+++ Material provided +++
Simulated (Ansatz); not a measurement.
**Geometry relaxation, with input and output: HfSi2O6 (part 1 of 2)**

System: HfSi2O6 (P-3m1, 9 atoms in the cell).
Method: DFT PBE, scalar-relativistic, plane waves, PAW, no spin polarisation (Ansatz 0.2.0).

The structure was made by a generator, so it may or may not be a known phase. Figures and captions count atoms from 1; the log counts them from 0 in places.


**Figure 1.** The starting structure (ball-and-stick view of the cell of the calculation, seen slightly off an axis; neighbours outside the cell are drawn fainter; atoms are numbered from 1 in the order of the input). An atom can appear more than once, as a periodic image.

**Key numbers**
+++

== Requirement ==
Return each entry from the material above exactly as it appears.

== Written response ==
Simulated (Ansatz); not a measurement.
**Geometry relaxation, with input and output: HfSi2O6 (part 1 of 2)**

System: HfSi2O6 (P-3m1, 9 atoms in the cell).
Method: DFT PBE, scalar-relativistic, plane waves, PAW, no spin polarisation (Ansatz 0.2.0).

The structure was made by a generator, so it may or may not be a known phase. Figures and captions count atoms from 1; the log counts them from 0 in places.


**Figure 1.** The starting structure (ball-and-stick view of the cell of the calculation, seen slightly off an axis; neighbours outside the cell are drawn fainter; atoms are numbered from 1 in the order of the input). An atom can appear more than once, as a periodic image.

**Key numbers**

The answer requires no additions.